Work order>
Up to and including the line containing "Potentials or basis: VASP", retype each line of the listing below exactly, beginning with the first.

*****
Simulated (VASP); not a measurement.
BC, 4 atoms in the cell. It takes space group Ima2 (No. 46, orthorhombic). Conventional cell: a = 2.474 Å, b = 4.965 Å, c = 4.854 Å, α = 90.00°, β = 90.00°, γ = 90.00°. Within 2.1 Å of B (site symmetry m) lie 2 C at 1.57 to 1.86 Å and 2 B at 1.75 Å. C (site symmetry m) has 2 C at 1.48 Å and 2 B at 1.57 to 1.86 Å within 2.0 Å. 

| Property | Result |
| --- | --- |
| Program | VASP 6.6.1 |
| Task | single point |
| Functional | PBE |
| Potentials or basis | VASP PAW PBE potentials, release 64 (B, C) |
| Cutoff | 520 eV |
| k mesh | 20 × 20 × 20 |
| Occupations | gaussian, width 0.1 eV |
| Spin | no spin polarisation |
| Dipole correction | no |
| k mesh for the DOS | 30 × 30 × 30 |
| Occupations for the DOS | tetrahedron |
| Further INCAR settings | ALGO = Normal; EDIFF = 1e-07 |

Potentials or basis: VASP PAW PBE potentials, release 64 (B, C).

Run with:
*****

Response box>
Simulated (VASP); not a measurement.
BC, 4 atoms in the cell. It takes space group Ima2 (No. 46, orthorhombic). Conventional cell: a = 2.474 Å, b = 4.965 Å, c = 4.854 Å, α = 90.00°, β = 90.00°, γ = 90.00°. Within 2.1 Å of B (site symmetry m) lie 2 C at 1.57 to 1.86 Å and 2 B at 1.75 Å. C (site symmetry m) has 2 C at 1.48 Å and 2 B at 1.57 to 1.86 Å within 2.0 Å. 

| Property | Result |
| --- | --- |
| Program | VASP 6.6.1 |
| Task | single point |
| Functional | PBE |
| Potentials or basis | VASP PAW PBE potentials, release 64 (B, C) |
| Cutoff | 520 eV |
| k mesh | 20 × 20 × 20 |
| Occupations | gaussian, width 0.1 eV |
| Spin | no spin polarisation |
| Dipole correction | no |
| k mesh for the DOS | 30 × 30 × 30 |
| Occupations for the DOS | tetrahedron |
| Further INCAR settings | ALGO = Normal; EDIFF = 1e-07 |

Potentials or basis: VASP PAW PBE potentials, release 64 (B, C).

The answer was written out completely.